> _Task item_
Exactly and in full, give the records again.

***** Record extracts *****

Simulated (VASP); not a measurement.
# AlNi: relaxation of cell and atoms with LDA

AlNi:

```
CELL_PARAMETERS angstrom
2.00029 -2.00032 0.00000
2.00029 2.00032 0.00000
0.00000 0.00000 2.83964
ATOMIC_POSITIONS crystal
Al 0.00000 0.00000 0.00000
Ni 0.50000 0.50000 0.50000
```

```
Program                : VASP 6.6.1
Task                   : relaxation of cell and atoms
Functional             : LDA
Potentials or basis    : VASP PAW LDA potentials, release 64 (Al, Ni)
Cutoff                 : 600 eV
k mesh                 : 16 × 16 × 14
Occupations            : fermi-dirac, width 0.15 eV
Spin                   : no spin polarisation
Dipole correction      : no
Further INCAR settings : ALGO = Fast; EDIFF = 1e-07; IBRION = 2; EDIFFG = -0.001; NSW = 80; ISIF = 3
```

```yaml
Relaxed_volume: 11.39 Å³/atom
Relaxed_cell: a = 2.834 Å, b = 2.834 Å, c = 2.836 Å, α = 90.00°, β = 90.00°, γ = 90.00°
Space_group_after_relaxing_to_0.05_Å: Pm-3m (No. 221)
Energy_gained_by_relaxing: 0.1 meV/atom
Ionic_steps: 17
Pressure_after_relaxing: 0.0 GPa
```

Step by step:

*****

> _Task response_
Simulated (VASP); not a measurement.
# AlNi: relaxation of cell and atoms with LDA

AlNi:

```
CELL_PARAMETERS angstrom
2.00029 -2.00032 0.00000
2.00029 2.00032 0.00000
0.00000 0.00000 2.83964
ATOMIC_POSITIONS crystal
Al 0.00000 0.00000 0.00000
Ni 0.50000 0.50000 0.50000
```

```
Program                : VASP 6.6.1
Task                   : relaxation of cell and atoms
Functional             : LDA
Potentials or basis    : VASP PAW LDA potentials, release 64 (Al, Ni)
Cutoff                 : 600 eV
k mesh                 : 16 × 16 × 14
Occupations            : fermi-dirac, width 0.15 eV
Spin                   : no spin polarisation
Dipole correction      : no
Further INCAR settings : ALGO = Fast; EDIFF = 1e-07; IBRION = 2; EDIFFG = -0.001; NSW = 80; ISIF = 3
```

```yaml
Relaxed_volume: 11.39 Å³/atom
Relaxed_cell: a = 2.834 Å, b = 2.834 Å, c = 2.836 Å, α = 90.00°, β = 90.00°, γ = 90.00°
Space_group_after_relaxing_to_0.05_Å: Pm-3m (No. 221)
Energy_gained_by_relaxing: 0.1 meV/atom
Ionic_steps: 17
Pressure_after_relaxing: 0.0 GPa
```

Step by step:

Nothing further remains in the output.